* WORK INSTRUCTION
Print every line of the listing below, starting with the line that holds "host atoms in supercell: 36" and going on through the line that holds "place c (host cell vectors) |", both included, and print nothing else.

* DATA TO EXAMINE
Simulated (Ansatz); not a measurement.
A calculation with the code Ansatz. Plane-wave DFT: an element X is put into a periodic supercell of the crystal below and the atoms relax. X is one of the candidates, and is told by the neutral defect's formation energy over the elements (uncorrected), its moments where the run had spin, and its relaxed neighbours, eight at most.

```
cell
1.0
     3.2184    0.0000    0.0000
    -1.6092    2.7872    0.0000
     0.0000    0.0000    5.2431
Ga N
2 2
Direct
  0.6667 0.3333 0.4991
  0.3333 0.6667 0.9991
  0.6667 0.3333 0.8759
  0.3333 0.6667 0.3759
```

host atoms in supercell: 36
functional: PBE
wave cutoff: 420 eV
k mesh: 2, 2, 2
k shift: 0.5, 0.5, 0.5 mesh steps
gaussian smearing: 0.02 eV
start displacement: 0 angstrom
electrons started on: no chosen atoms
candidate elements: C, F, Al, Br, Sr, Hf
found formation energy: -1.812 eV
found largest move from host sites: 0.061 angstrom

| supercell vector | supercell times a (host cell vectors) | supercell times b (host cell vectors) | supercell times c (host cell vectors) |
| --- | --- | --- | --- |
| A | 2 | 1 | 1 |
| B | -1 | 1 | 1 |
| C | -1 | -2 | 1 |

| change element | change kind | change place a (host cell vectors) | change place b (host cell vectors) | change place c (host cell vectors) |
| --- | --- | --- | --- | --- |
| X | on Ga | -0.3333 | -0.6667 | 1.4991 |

* TASK SOLUTION
host atoms in supercell: 36
functional: PBE
wave cutoff: 420 eV
k mesh: 2, 2, 2
k shift: 0.5, 0.5, 0.5 mesh steps
gaussian smearing: 0.02 eV
start displacement: 0 angstrom
electrons started on: no chosen atoms
candidate elements: C, F, Al, Br, Sr, Hf
found formation energy: -1.812 eV
found largest move from host sites: 0.061 angstrom

| supercell vector | supercell times a (host cell vectors) | supercell times b (host cell vectors) | supercell times c (host cell vectors) |
| --- | --- | --- | --- |
| A | 2 | 1 | 1 |
| B | -1 | 1 | 1 |
| C | -1 | -2 | 1 |

| change element | change kind | change place a (host cell vectors) | change place b (host cell vectors) | change place c (host cell vectors) |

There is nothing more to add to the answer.